--*--

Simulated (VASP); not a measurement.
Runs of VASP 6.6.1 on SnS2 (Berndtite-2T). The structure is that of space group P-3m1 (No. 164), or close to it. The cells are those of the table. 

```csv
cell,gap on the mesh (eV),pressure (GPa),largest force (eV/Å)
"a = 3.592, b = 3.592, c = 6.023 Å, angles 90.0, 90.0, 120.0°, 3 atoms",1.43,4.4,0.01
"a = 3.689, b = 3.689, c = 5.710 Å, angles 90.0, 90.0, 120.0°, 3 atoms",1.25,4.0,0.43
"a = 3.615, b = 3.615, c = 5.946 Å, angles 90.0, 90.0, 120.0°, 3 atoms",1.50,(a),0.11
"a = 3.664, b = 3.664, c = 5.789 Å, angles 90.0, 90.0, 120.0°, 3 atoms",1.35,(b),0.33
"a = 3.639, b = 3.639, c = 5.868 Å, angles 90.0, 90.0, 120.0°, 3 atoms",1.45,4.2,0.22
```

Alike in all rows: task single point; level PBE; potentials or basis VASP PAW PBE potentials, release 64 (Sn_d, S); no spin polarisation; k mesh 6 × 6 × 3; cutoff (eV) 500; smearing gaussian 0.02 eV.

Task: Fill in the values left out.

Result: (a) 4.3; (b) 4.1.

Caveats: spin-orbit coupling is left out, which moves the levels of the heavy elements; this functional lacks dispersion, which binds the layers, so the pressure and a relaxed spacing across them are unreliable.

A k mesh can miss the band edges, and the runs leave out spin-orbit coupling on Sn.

--*--

Lines from the start of the records through the one containing "Result: (a) 4.3; (b) 4.1." are what should be retyped, exactly and in full, both ends included.

Simulated (VASP); not a measurement.
Runs of VASP 6.6.1 on SnS2 (Berndtite-2T). The structure is that of space group P-3m1 (No. 164), or close to it. The cells are those of the table. 

```csv
cell,gap on the mesh (eV),pressure (GPa),largest force (eV/Å)
"a = 3.592, b = 3.592, c = 6.023 Å, angles 90.0, 90.0, 120.0°, 3 atoms",1.43,4.4,0.01
"a = 3.689, b = 3.689, c = 5.710 Å, angles 90.0, 90.0, 120.0°, 3 atoms",1.25,4.0,0.43
"a = 3.615, b = 3.615, c = 5.946 Å, angles 90.0, 90.0, 120.0°, 3 atoms",1.50,(a),0.11
"a = 3.664, b = 3.664, c = 5.789 Å, angles 90.0, 90.0, 120.0°, 3 atoms",1.35,(b),0.33
"a = 3.639, b = 3.639, c = 5.868 Å, angles 90.0, 90.0, 120.0°, 3 atoms",1.45,4.2,0.22
```

Alike in all rows: task single point; level PBE; potentials or basis VASP PAW PBE potentials, release 64 (Sn_d, S); no spin polarisation; k mesh 6 × 6 × 3; cutoff (eV) 500; smearing gaussian 0.02 eV.

Task: Fill in the values left out.

Result: (a) 4.3; (b) 4.1.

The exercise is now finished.